◆ REQUIRED ACTION: Return only the lines of the listing below that run from the line with "7.45 | 1.480 |" through the line with "Σgf per state", both ends included, exactly as written.

◆ EXTRACTED MATERIAL:
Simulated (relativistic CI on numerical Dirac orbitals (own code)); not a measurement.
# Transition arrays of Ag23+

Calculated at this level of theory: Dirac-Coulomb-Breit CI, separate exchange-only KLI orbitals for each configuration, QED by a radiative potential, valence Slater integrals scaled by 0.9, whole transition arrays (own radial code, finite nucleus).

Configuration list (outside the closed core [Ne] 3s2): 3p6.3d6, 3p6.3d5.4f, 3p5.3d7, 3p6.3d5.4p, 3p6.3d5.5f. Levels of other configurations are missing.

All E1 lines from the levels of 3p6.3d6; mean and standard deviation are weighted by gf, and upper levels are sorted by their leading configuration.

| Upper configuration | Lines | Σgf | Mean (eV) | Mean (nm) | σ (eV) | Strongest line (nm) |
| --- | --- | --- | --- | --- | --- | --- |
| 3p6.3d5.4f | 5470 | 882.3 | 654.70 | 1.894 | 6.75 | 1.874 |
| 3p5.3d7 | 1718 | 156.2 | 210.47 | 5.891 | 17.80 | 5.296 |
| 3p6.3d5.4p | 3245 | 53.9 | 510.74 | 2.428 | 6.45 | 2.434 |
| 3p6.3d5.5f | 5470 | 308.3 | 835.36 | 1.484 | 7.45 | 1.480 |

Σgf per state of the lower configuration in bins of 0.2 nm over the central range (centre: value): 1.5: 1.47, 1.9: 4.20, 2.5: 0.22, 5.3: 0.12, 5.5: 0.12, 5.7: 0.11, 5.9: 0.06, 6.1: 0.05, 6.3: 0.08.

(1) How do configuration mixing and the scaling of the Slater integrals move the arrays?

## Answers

◆ TASK RESULT:
| 3p6.3d5.5f | 5470 | 308.3 | 835.36 | 1.484 | 7.45 | 1.480 |

Σgf per state of the lower configuration in bins of 0.2 nm over the central range (centre: value): 1.5: 1.47, 1.9: 4.20, 2.5: 0.22, 5.3: 0.12, 5.5: 0.12, 5.7: 0.11, 5.9: 0.06, 6.1: 0.05, 6.3: 0.08.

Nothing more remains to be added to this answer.